### WORK TASK
Only a slice of the listing below is wanted. Retype the lines from the one containing "Crystal: Nb." through the one containing "- Dispersion: D3(BJ)", exactly, both ends included.

### ENTRIES SUPPLIED
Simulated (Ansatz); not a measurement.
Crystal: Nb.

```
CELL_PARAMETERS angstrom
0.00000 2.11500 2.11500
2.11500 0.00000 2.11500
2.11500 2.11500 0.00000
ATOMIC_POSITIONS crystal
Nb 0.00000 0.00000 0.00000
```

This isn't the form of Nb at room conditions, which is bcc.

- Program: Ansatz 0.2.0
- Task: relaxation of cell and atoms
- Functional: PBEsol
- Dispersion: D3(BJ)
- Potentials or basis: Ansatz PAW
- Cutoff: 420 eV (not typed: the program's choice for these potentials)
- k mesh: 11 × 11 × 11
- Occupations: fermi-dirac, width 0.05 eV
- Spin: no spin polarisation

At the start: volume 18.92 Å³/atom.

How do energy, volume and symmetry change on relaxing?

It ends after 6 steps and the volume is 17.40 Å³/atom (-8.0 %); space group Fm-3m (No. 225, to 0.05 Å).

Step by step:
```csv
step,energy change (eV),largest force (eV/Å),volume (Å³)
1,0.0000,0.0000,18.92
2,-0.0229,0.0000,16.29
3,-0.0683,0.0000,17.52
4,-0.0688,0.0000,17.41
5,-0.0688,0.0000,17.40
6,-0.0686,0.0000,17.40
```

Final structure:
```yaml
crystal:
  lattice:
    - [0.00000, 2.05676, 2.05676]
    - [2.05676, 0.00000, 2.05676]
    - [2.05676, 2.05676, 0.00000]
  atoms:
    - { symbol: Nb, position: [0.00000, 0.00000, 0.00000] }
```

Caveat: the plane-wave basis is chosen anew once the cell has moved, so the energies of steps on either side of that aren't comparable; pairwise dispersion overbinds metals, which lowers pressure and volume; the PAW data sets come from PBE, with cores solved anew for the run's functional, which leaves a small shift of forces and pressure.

### ANSWER AREA
Crystal: Nb.

```
CELL_PARAMETERS angstrom
0.00000 2.11500 2.11500
2.11500 0.00000 2.11500
2.11500 2.11500 0.00000
ATOMIC_POSITIONS crystal
Nb 0.00000 0.00000 0.00000
```

This isn't the form of Nb at room conditions, which is bcc.

- Program: Ansatz 0.2.0
- Task: relaxation of cell and atoms
- Functional: PBEsol
- Dispersion: D3(BJ)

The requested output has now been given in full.